Activity: Please restate the data that follows, leaving every word in place.

# # #

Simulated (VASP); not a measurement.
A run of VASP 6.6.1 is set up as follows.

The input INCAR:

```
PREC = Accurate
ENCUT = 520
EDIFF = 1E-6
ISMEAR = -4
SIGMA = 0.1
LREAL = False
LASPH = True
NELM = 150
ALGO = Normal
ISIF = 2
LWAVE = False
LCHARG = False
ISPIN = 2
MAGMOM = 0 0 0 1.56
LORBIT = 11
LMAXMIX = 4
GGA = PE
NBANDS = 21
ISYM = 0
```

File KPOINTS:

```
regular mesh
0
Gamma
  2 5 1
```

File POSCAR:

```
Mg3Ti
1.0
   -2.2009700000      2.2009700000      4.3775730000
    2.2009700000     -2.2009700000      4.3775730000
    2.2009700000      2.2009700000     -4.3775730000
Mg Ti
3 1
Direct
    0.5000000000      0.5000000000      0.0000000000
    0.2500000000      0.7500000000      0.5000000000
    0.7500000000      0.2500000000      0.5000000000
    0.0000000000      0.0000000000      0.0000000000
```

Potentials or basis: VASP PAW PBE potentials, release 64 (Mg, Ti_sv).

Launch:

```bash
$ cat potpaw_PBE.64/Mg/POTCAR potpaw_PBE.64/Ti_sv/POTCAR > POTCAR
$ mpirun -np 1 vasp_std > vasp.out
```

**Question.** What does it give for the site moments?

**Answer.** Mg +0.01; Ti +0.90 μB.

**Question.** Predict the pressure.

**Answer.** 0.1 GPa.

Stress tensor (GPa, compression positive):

# # #

Your solution:
Simulated (VASP); not a measurement.
A run of VASP 6.6.1 is set up as follows.

The input INCAR:

```
PREC = Accurate
ENCUT = 520
EDIFF = 1E-6
ISMEAR = -4
SIGMA = 0.1
LREAL = False
LASPH = True
NELM = 150
ALGO = Normal
ISIF = 2
LWAVE = False
LCHARG = False
ISPIN = 2
MAGMOM = 0 0 0 1.56
LORBIT = 11
LMAXMIX = 4
GGA = PE
NBANDS = 21
ISYM = 0
```

File KPOINTS:

```
regular mesh
0
Gamma
  2 5 1
```

File POSCAR:

```
Mg3Ti
1.0
   -2.2009700000      2.2009700000      4.3775730000
    2.2009700000     -2.2009700000      4.3775730000
    2.2009700000      2.2009700000     -4.3775730000
Mg Ti
3 1
Direct
    0.5000000000      0.5000000000      0.0000000000
    0.2500000000      0.7500000000      0.5000000000
    0.7500000000      0.2500000000      0.5000000000
    0.0000000000      0.0000000000      0.0000000000
```

Potentials or basis: VASP PAW PBE potentials, release 64 (Mg, Ti_sv).

Launch:

```bash
$ cat potpaw_PBE.64/Mg/POTCAR potpaw_PBE.64/Ti_sv/POTCAR > POTCAR
$ mpirun -np 1 vasp_std > vasp.out
```

**Question.** What does it give for the site moments?

**Answer.** Mg +0.01; Ti +0.90 μB.

**Question.** Predict the pressure.

**Answer.** 0.1 GPa.

Stress tensor (GPa, compression positive):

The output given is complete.